■ **Required action**
Return, exactly as written, every line from the first line of the data below through the line that contains "(1) 0.2 GPa.".

■ **Information shown**
════

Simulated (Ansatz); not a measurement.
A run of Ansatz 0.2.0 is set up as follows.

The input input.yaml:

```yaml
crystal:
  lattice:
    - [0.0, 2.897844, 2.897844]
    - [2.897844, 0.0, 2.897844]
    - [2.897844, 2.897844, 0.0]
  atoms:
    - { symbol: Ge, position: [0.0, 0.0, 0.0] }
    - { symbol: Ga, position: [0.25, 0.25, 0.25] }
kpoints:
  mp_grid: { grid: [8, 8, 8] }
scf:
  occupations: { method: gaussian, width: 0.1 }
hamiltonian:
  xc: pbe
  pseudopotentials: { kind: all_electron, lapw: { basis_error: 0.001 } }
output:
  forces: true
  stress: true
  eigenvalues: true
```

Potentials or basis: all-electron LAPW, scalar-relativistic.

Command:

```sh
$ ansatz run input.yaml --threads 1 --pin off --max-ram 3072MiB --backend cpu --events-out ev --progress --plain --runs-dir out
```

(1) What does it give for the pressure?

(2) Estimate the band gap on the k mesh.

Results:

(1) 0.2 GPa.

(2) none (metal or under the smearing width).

════

■ **Task response**
Simulated (Ansatz); not a measurement.
A run of Ansatz 0.2.0 is set up as follows.

The input input.yaml:

```yaml
crystal:
  lattice:
    - [0.0, 2.897844, 2.897844]
    - [2.897844, 0.0, 2.897844]
    - [2.897844, 2.897844, 0.0]
  atoms:
    - { symbol: Ge, position: [0.0, 0.0, 0.0] }
    - { symbol: Ga, position: [0.25, 0.25, 0.25] }
kpoints:
  mp_grid: { grid: [8, 8, 8] }
scf:
  occupations: { method: gaussian, width: 0.1 }
hamiltonian:
  xc: pbe
  pseudopotentials: { kind: all_electron, lapw: { basis_error: 0.001 } }
output:
  forces: true
  stress: true
  eigenvalues: true
```

Potentials or basis: all-electron LAPW, scalar-relativistic.

Command:

```sh
$ ansatz run input.yaml --threads 1 --pin off --max-ram 3072MiB --backend cpu --events-out ev --progress --plain --runs-dir out
```

(1) What does it give for the pressure?

(2) Estimate the band gap on the k mesh.

Results:

(1) 0.2 GPa.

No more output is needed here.